##### STORED DATA #####
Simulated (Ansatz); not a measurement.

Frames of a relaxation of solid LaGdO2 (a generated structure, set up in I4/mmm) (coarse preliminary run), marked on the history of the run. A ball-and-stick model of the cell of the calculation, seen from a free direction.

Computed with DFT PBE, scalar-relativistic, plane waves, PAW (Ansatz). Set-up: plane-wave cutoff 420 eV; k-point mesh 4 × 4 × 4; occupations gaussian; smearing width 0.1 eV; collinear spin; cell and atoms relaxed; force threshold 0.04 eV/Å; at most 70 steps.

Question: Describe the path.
#####

WORK INSTRUCTION:
Please print out every entry again, exactly as it reads.

PROBLEM SOLUTION:
Simulated (Ansatz); not a measurement.

Frames of a relaxation of solid LaGdO2 (a generated structure, set up in I4/mmm) (coarse preliminary run), marked on the history of the run. A ball-and-stick model of the cell of the calculation, seen from a free direction.

Computed with DFT PBE, scalar-relativistic, plane waves, PAW (Ansatz). Set-up: plane-wave cutoff 420 eV; k-point mesh 4 × 4 × 4; occupations gaussian; smearing width 0.1 eV; collinear spin; cell and atoms relaxed; force threshold 0.04 eV/Å; at most 70 steps.

Question: Describe the path.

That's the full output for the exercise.